REQUIRED ACTION
Return the opening lines of the material, word for word. End with the line that contains "The cell holds".

Start of Block

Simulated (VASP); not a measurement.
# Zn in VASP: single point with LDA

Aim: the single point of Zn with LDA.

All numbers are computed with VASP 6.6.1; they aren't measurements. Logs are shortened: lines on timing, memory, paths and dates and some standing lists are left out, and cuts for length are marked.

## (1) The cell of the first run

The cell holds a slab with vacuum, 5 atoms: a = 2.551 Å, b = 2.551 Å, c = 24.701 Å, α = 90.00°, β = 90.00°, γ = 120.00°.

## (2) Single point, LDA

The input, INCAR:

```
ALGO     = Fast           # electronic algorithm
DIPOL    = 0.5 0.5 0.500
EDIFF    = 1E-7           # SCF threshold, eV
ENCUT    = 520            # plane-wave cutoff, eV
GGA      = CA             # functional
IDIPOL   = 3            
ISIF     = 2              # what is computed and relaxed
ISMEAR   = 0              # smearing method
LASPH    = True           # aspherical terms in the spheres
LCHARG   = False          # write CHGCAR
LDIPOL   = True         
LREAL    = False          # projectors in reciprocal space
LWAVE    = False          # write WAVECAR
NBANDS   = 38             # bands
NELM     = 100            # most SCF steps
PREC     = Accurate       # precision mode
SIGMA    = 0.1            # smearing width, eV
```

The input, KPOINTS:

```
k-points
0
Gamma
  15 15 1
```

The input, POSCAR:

End of Block

ANSWER BOX
Simulated (VASP); not a measurement.
# Zn in VASP: single point with LDA

Aim: the single point of Zn with LDA.

All numbers are computed with VASP 6.6.1; they aren't measurements. Logs are shortened: lines on timing, memory, paths and dates and some standing lists are left out, and cuts for length are marked.

## (1) The cell of the first run

The cell holds a slab with vacuum, 5 atoms: a = 2.551 Å, b = 2.551 Å, c = 24.701 Å, α = 90.00°, β = 90.00°, γ = 120.00°.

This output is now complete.